**WORK REQUEST**. Please return each record exactly, leaving nothing out.

┌────────

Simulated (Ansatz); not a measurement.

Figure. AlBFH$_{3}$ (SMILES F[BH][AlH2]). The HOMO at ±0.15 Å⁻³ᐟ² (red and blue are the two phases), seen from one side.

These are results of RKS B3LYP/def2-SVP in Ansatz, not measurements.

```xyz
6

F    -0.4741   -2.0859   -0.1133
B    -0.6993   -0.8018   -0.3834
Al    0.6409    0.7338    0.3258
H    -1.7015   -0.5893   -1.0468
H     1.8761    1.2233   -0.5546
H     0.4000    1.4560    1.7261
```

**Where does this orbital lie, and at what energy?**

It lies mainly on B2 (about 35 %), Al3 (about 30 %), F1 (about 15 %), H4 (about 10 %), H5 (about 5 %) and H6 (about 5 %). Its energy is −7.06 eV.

└────────

**TASK OUTPUT**.
Simulated (Ansatz); not a measurement.

Figure. AlBFH$_{3}$ (SMILES F[BH][AlH2]). The HOMO at ±0.15 Å⁻³ᐟ² (red and blue are the two phases), seen from one side.

These are results of RKS B3LYP/def2-SVP in Ansatz, not measurements.

```xyz
6

F    -0.4741   -2.0859   -0.1133
B    -0.6993   -0.8018   -0.3834
Al    0.6409    0.7338    0.3258
H    -1.7015   -0.5893   -1.0468
H     1.8761    1.2233   -0.5546
H     0.4000    1.4560    1.7261
```

**Where does this orbital lie, and at what energy?**

It lies mainly on B2 (about 35 %), Al3 (about 30 %), F1 (about 15 %), H4 (about 10 %), H5 (about 5 %) and H6 (about 5 %). Its energy is −7.06 eV.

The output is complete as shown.